## Work order:
Reproduce each line from the first in the data through the line that contains "This form isn't" exactly; give nothing else.

-- Record set follows --

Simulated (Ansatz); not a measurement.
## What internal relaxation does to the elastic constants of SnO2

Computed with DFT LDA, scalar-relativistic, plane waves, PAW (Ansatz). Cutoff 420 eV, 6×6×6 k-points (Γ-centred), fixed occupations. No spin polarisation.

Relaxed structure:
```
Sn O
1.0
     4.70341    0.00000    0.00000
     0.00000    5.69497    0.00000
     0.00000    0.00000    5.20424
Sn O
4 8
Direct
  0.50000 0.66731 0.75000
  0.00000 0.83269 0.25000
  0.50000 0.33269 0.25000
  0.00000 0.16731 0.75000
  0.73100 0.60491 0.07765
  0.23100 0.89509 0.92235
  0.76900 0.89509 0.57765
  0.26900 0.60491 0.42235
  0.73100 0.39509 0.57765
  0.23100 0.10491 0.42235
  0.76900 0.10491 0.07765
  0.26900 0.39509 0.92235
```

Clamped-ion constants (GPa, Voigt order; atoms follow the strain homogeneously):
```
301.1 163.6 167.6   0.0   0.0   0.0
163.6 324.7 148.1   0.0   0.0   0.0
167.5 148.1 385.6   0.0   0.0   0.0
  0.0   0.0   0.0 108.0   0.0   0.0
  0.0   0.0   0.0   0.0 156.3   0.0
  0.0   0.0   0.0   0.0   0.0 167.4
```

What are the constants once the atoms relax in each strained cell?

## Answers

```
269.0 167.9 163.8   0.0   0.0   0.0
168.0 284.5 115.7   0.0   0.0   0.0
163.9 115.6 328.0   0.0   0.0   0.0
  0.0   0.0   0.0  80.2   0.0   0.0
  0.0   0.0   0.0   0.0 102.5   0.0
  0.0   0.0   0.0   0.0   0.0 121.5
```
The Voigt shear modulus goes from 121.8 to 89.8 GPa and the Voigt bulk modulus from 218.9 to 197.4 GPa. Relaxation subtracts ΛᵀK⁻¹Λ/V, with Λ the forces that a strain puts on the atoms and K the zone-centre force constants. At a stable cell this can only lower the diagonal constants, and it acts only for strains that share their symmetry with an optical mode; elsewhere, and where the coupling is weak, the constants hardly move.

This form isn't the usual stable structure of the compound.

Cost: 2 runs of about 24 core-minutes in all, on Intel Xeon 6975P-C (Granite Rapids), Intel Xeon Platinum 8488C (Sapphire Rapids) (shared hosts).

-- Record set concluded --

## Your response:
Simulated (Ansatz); not a measurement.
## What internal relaxation does to the elastic constants of SnO2

Computed with DFT LDA, scalar-relativistic, plane waves, PAW (Ansatz). Cutoff 420 eV, 6×6×6 k-points (Γ-centred), fixed occupations. No spin polarisation.

Relaxed structure:
```
Sn O
1.0
     4.70341    0.00000    0.00000
     0.00000    5.69497    0.00000
     0.00000    0.00000    5.20424
Sn O
4 8
Direct
  0.50000 0.66731 0.75000
  0.00000 0.83269 0.25000
  0.50000 0.33269 0.25000
  0.00000 0.16731 0.75000
  0.73100 0.60491 0.07765
  0.23100 0.89509 0.92235
  0.76900 0.89509 0.57765
  0.26900 0.60491 0.42235
  0.73100 0.39509 0.57765
  0.23100 0.10491 0.42235
  0.76900 0.10491 0.07765
  0.26900 0.39509 0.92235
```

Clamped-ion constants (GPa, Voigt order; atoms follow the strain homogeneously):
```
301.1 163.6 167.6   0.0   0.0   0.0
163.6 324.7 148.1   0.0   0.0   0.0
167.5 148.1 385.6   0.0   0.0   0.0
  0.0   0.0   0.0 108.0   0.0   0.0
  0.0   0.0   0.0   0.0 156.3   0.0
  0.0   0.0   0.0   0.0   0.0 167.4
```

What are the constants once the atoms relax in each strained cell?

## Answers

```
269.0 167.9 163.8   0.0   0.0   0.0
168.0 284.5 115.7   0.0   0.0   0.0
163.9 115.6 328.0   0.0   0.0   0.0
  0.0   0.0   0.0  80.2   0.0   0.0
  0.0   0.0   0.0   0.0 102.5   0.0
  0.0   0.0   0.0   0.0   0.0 121.5
```
The Voigt shear modulus goes from 121.8 to 89.8 GPa and the Voigt bulk modulus from 218.9 to 197.4 GPa. Relaxation subtracts ΛᵀK⁻¹Λ/V, with Λ the forces that a strain puts on the atoms and K the zone-centre force constants. At a stable cell this can only lower the diagonal constants, and it acts only for strains that share their symmetry with an optical mode; elsewhere, and where the coupling is weak, the constants hardly move.

This form isn't the usual stable structure of the compound.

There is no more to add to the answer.